::::::::::

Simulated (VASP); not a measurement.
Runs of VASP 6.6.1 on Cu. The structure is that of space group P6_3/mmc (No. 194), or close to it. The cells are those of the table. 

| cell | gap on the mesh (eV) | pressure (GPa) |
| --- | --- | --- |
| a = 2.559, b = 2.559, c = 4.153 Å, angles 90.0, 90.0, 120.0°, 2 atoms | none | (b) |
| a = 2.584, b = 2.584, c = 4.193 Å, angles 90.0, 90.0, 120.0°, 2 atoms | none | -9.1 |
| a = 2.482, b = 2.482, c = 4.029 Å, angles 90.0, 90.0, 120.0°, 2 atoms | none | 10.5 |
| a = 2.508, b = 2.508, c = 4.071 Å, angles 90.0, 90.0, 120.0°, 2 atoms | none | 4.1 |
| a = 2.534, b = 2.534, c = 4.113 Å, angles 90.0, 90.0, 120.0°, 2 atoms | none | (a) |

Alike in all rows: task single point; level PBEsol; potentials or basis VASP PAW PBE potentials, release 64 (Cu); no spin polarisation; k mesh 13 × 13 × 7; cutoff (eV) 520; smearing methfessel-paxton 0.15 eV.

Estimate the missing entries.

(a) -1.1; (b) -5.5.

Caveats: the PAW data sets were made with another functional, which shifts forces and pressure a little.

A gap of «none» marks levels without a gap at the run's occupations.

::::::::::

• BRIEF
The answer must consist solely of the lines from the first line of the data to the line holding "none | (b) |", each given again exactly.

• WRITTEN RESPONSE
Simulated (VASP); not a measurement.
Runs of VASP 6.6.1 on Cu. The structure is that of space group P6_3/mmc (No. 194), or close to it. The cells are those of the table. 

| cell | gap on the mesh (eV) | pressure (GPa) |
| --- | --- | --- |
| a = 2.559, b = 2.559, c = 4.153 Å, angles 90.0, 90.0, 120.0°, 2 atoms | none | (b) |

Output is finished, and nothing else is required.